> [TASK ITEM]:
Reproduce all the entries, matching the original word for word.

--- START ---
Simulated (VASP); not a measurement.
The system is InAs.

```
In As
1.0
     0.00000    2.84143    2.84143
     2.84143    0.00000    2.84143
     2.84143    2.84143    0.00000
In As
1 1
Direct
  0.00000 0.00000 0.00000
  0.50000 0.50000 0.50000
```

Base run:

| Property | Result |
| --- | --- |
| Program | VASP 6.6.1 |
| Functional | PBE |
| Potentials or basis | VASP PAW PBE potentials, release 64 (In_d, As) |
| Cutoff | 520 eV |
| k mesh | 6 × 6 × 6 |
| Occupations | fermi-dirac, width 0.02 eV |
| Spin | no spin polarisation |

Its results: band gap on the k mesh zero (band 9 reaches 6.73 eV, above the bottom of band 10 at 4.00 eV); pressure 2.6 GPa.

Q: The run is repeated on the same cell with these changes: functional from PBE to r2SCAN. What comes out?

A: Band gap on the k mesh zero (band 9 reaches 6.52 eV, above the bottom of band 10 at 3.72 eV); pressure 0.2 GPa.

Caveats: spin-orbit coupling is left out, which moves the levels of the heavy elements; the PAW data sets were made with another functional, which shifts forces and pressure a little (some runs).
--- END ---

> [RESPONSE AREA]:
Simulated (VASP); not a measurement.
The system is InAs.

```
In As
1.0
     0.00000    2.84143    2.84143
     2.84143    0.00000    2.84143
     2.84143    2.84143    0.00000
In As
1 1
Direct
  0.00000 0.00000 0.00000
  0.50000 0.50000 0.50000
```

Base run:

| Property | Result |
| --- | --- |
| Program | VASP 6.6.1 |
| Functional | PBE |
| Potentials or basis | VASP PAW PBE potentials, release 64 (In_d, As) |
| Cutoff | 520 eV |
| k mesh | 6 × 6 × 6 |
| Occupations | fermi-dirac, width 0.02 eV |
| Spin | no spin polarisation |

Its results: band gap on the k mesh zero (band 9 reaches 6.73 eV, above the bottom of band 10 at 4.00 eV); pressure 2.6 GPa.

Q: The run is repeated on the same cell with these changes: functional from PBE to r2SCAN. What comes out?

A: Band gap on the k mesh zero (band 9 reaches 6.52 eV, above the bottom of band 10 at 3.72 eV); pressure 0.2 GPa.

Caveats: spin-orbit coupling is left out, which moves the levels of the heavy elements; the PAW data sets were made with another functional, which shifts forces and pressure a little (some runs).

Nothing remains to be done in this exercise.